◆ Work order
Return only the lines from the top of the material through the line marked by "15 × 15 × 6 |", unaltered.

◆ The data
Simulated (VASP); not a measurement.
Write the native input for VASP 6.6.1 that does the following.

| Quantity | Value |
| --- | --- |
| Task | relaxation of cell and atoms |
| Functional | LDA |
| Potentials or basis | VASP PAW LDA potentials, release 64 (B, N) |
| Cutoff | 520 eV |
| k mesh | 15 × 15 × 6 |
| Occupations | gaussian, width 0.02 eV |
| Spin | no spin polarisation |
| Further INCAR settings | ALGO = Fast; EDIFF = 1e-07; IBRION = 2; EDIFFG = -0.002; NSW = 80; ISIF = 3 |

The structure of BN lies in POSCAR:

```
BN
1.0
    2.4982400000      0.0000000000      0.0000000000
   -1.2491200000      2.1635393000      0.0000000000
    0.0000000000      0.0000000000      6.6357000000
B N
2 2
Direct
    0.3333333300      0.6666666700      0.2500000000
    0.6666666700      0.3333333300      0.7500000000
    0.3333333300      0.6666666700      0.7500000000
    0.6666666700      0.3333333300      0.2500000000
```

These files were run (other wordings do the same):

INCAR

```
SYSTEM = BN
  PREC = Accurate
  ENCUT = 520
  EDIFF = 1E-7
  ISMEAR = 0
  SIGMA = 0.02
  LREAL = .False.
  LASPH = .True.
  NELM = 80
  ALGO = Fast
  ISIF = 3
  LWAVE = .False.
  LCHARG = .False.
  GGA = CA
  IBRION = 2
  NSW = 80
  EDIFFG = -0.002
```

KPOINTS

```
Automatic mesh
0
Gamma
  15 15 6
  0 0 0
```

◆ Task result
Simulated (VASP); not a measurement.
Write the native input for VASP 6.6.1 that does the following.

| Quantity | Value |
| --- | --- |
| Task | relaxation of cell and atoms |
| Functional | LDA |
| Potentials or basis | VASP PAW LDA potentials, release 64 (B, N) |
| Cutoff | 520 eV |
| k mesh | 15 × 15 × 6 |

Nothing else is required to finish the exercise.